» **Assigned task**
Restate the listing in full, keeping every word as it is.

——

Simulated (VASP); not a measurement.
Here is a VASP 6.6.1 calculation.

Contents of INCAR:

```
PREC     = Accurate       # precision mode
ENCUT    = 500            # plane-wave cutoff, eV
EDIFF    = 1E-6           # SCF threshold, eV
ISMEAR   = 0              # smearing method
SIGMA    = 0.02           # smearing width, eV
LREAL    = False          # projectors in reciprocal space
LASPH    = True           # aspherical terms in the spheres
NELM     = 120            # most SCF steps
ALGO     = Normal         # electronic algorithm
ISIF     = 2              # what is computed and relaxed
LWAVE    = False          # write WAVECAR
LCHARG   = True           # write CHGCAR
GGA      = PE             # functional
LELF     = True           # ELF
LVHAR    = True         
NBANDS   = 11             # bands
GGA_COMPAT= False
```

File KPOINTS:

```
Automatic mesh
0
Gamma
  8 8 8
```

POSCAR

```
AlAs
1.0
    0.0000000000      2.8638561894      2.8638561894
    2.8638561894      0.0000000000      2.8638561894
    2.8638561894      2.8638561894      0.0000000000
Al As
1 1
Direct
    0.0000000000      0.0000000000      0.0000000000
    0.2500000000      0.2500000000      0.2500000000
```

——

» **Answer section**
Simulated (VASP); not a measurement.
Here is a VASP 6.6.1 calculation.

Contents of INCAR:

```
PREC     = Accurate       # precision mode
ENCUT    = 500            # plane-wave cutoff, eV
EDIFF    = 1E-6           # SCF threshold, eV
ISMEAR   = 0              # smearing method
SIGMA    = 0.02           # smearing width, eV
LREAL    = False          # projectors in reciprocal space
LASPH    = True           # aspherical terms in the spheres
NELM     = 120            # most SCF steps
ALGO     = Normal         # electronic algorithm
ISIF     = 2              # what is computed and relaxed
LWAVE    = False          # write WAVECAR
LCHARG   = True           # write CHGCAR
GGA      = PE             # functional
LELF     = True           # ELF
LVHAR    = True         
NBANDS   = 11             # bands
GGA_COMPAT= False
```

File KPOINTS:

```
Automatic mesh
0
Gamma
  8 8 8
```

POSCAR

```
AlAs
1.0
    0.0000000000      2.8638561894      2.8638561894
    2.8638561894      0.0000000000      2.8638561894
    2.8638561894      2.8638561894      0.0000000000
Al As
1 1
Direct
    0.0000000000      0.0000000000      0.0000000000
    0.2500000000      0.2500000000      0.2500000000
```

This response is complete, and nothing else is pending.